• • • • • • •
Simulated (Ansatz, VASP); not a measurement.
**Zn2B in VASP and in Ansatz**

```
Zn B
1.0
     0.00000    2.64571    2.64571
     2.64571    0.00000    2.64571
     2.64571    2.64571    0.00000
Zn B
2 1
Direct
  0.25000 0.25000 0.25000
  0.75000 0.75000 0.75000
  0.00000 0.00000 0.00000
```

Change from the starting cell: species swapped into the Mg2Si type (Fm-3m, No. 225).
• • • • • • •

[REQUIRED ACTION]:
The entries above should be set down again exactly as they appear.

[EXERCISE SOLUTION]:
Simulated (Ansatz, VASP); not a measurement.
**Zn2B in VASP and in Ansatz**

```
Zn B
1.0
     0.00000    2.64571    2.64571
     2.64571    0.00000    2.64571
     2.64571    2.64571    0.00000
Zn B
2 1
Direct
  0.25000 0.25000 0.25000
  0.75000 0.75000 0.75000
  0.00000 0.00000 0.00000
```

Change from the starting cell: species swapped into the Mg2Si type (Fm-3m, No. 225).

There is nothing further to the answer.